* _Work request_
For each line below, return an exact copy.

* _Supplied data_
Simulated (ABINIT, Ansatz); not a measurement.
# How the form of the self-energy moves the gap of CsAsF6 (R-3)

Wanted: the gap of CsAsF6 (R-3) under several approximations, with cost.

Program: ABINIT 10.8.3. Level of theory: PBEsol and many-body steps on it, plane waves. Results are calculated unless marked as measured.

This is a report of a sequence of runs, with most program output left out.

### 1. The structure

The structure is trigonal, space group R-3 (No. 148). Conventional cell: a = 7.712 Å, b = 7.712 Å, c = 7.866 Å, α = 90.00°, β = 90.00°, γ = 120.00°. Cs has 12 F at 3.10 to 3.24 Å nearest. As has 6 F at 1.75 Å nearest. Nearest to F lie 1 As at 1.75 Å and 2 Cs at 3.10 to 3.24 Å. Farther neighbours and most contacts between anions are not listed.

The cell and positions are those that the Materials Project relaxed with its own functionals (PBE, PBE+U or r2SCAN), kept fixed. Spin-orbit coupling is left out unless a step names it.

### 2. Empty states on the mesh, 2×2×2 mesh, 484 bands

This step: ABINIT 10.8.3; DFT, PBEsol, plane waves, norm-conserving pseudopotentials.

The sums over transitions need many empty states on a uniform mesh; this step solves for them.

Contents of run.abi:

* _Written solution_
Simulated (ABINIT, Ansatz); not a measurement.
# How the form of the self-energy moves the gap of CsAsF6 (R-3)

Wanted: the gap of CsAsF6 (R-3) under several approximations, with cost.

Program: ABINIT 10.8.3. Level of theory: PBEsol and many-body steps on it, plane waves. Results are calculated unless marked as measured.

This is a report of a sequence of runs, with most program output left out.

### 1. The structure

The structure is trigonal, space group R-3 (No. 148). Conventional cell: a = 7.712 Å, b = 7.712 Å, c = 7.866 Å, α = 90.00°, β = 90.00°, γ = 120.00°. Cs has 12 F at 3.10 to 3.24 Å nearest. As has 6 F at 1.75 Å nearest. Nearest to F lie 1 As at 1.75 Å and 2 Cs at 3.10 to 3.24 Å. Farther neighbours and most contacts between anions are not listed.

The cell and positions are those that the Materials Project relaxed with its own functionals (PBE, PBE+U or r2SCAN), kept fixed. Spin-orbit coupling is left out unless a step names it.

### 2. Empty states on the mesh, 2×2×2 mesh, 484 bands

This step: ABINIT 10.8.3; DFT, PBEsol, plane waves, norm-conserving pseudopotentials.

The sums over transitions need many empty states on a uniform mesh; this step solves for them.

Contents of run.abi:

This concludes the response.